### Provided material:
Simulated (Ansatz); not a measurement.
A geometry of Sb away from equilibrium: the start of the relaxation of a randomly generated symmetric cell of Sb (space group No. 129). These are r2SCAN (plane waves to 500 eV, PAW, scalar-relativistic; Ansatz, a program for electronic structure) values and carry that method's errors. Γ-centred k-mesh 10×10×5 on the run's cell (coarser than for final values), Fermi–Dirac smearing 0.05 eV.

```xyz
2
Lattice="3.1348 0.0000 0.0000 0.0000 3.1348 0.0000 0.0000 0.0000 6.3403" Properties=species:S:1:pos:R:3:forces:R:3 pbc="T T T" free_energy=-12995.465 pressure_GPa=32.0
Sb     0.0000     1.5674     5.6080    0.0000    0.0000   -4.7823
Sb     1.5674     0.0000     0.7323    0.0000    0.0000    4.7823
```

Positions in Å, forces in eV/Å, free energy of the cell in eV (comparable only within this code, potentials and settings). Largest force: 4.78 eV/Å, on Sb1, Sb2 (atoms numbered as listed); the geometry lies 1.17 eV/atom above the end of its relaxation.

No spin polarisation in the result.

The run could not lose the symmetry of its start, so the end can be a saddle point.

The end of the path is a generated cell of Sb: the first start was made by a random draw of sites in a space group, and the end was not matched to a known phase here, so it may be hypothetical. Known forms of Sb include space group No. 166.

### Work order:
The first line of the data, the line with "The run could", and all lines in between are to be copied exactly. Leave out everything else.

### Your solution:
Simulated (Ansatz); not a measurement.
A geometry of Sb away from equilibrium: the start of the relaxation of a randomly generated symmetric cell of Sb (space group No. 129). These are r2SCAN (plane waves to 500 eV, PAW, scalar-relativistic; Ansatz, a program for electronic structure) values and carry that method's errors. Γ-centred k-mesh 10×10×5 on the run's cell (coarser than for final values), Fermi–Dirac smearing 0.05 eV.

```xyz
2
Lattice="3.1348 0.0000 0.0000 0.0000 3.1348 0.0000 0.0000 0.0000 6.3403" Properties=species:S:1:pos:R:3:forces:R:3 pbc="T T T" free_energy=-12995.465 pressure_GPa=32.0
Sb     0.0000     1.5674     5.6080    0.0000    0.0000   -4.7823
Sb     1.5674     0.0000     0.7323    0.0000    0.0000    4.7823
```

Positions in Å, forces in eV/Å, free energy of the cell in eV (comparable only within this code, potentials and settings). Largest force: 4.78 eV/Å, on Sb1, Sb2 (atoms numbered as listed); the geometry lies 1.17 eV/atom above the end of its relaxation.

No spin polarisation in the result.

The run could not lose the symmetry of its start, so the end can be a saddle point.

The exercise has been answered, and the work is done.